■ **Activity**: Reproduce the entries below exactly, but only from the line containing "Solvation free energies are" to the line containing "-1.1 | 1.06 |", inclusive.

■ **Dataset extract**:
--------------------

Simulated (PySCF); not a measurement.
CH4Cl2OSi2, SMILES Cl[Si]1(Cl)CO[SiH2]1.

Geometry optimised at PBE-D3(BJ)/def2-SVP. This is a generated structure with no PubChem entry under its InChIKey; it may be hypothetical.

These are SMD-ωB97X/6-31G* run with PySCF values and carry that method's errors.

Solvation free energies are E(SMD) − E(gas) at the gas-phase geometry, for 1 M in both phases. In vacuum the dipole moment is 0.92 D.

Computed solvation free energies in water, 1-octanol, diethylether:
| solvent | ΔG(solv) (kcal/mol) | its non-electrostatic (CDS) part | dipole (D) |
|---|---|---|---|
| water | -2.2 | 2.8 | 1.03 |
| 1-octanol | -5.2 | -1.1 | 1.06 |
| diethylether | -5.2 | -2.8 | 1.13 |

--------------------

■ **Task output**:
Solvation free energies are E(SMD) − E(gas) at the gas-phase geometry, for 1 M in both phases. In vacuum the dipole moment is 0.92 D.

Computed solvation free energies in water, 1-octanol, diethylether:
| solvent | ΔG(solv) (kcal/mol) | its non-electrostatic (CDS) part | dipole (D) |
|---|---|---|---|
| water | -2.2 | 2.8 | 1.03 |
| 1-octanol | -5.2 | -1.1 | 1.06 |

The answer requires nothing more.